§ Work instruction
When you print the records, keep every line identical to the original.

(Information supplied begins)

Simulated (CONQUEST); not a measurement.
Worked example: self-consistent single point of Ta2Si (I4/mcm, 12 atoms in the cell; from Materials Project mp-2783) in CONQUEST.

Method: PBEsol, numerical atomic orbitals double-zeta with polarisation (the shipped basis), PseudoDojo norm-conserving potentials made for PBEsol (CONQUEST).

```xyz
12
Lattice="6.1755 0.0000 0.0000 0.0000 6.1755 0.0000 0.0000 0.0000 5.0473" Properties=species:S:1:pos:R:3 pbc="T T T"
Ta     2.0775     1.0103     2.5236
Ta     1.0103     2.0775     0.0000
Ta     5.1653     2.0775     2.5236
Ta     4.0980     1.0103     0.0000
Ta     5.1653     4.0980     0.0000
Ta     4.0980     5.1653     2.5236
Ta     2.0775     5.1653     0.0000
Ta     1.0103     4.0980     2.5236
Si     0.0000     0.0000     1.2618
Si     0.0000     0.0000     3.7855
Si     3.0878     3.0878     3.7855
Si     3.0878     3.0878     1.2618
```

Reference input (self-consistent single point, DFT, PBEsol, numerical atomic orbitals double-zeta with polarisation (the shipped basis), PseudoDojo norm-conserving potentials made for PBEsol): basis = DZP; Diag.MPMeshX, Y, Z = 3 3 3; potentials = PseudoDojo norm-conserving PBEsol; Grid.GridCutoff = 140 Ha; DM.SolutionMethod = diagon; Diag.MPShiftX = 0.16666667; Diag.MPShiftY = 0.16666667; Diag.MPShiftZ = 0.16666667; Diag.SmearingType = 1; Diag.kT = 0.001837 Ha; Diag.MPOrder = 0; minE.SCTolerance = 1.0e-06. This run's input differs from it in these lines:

(Information supplied ends)

§ Written reply
Simulated (CONQUEST); not a measurement.
Worked example: self-consistent single point of Ta2Si (I4/mcm, 12 atoms in the cell; from Materials Project mp-2783) in CONQUEST.

Method: PBEsol, numerical atomic orbitals double-zeta with polarisation (the shipped basis), PseudoDojo norm-conserving potentials made for PBEsol (CONQUEST).

```xyz
12
Lattice="6.1755 0.0000 0.0000 0.0000 6.1755 0.0000 0.0000 0.0000 5.0473" Properties=species:S:1:pos:R:3 pbc="T T T"
Ta     2.0775     1.0103     2.5236
Ta     1.0103     2.0775     0.0000
Ta     5.1653     2.0775     2.5236
Ta     4.0980     1.0103     0.0000
Ta     5.1653     4.0980     0.0000
Ta     4.0980     5.1653     2.5236
Ta     2.0775     5.1653     0.0000
Ta     1.0103     4.0980     2.5236
Si     0.0000     0.0000     1.2618
Si     0.0000     0.0000     3.7855
Si     3.0878     3.0878     3.7855
Si     3.0878     3.0878     1.2618
```

Reference input (self-consistent single point, DFT, PBEsol, numerical atomic orbitals double-zeta with polarisation (the shipped basis), PseudoDojo norm-conserving potentials made for PBEsol): basis = DZP; Diag.MPMeshX, Y, Z = 3 3 3; potentials = PseudoDojo norm-conserving PBEsol; Grid.GridCutoff = 140 Ha; DM.SolutionMethod = diagon; Diag.MPShiftX = 0.16666667; Diag.MPShiftY = 0.16666667; Diag.MPShiftZ = 0.16666667; Diag.SmearingType = 1; Diag.kT = 0.001837 Ha; Diag.MPOrder = 0; minE.SCTolerance = 1.0e-06. This run's input differs from it in these lines:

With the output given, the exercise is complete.